Records supplied |
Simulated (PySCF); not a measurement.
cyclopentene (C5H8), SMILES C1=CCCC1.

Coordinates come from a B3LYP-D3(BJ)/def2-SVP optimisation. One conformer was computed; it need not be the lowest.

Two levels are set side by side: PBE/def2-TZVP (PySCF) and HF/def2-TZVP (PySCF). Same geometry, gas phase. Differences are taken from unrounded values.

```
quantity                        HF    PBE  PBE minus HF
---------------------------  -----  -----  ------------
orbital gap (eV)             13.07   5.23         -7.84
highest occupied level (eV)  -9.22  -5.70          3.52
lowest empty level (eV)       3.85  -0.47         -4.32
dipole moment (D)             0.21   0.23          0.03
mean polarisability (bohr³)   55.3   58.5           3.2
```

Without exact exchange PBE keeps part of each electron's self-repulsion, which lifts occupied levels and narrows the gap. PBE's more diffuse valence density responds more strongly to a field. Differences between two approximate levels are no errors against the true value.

Requirement | Quote the records above exactly, from the first line through the line containing "Coordinates come from", and nothing more.

Written response |
Simulated (PySCF); not a measurement.
cyclopentene (C5H8), SMILES C1=CCCC1.

Coordinates come from a B3LYP-D3(BJ)/def2-SVP optimisation. One conformer was computed; it need not be the lowest.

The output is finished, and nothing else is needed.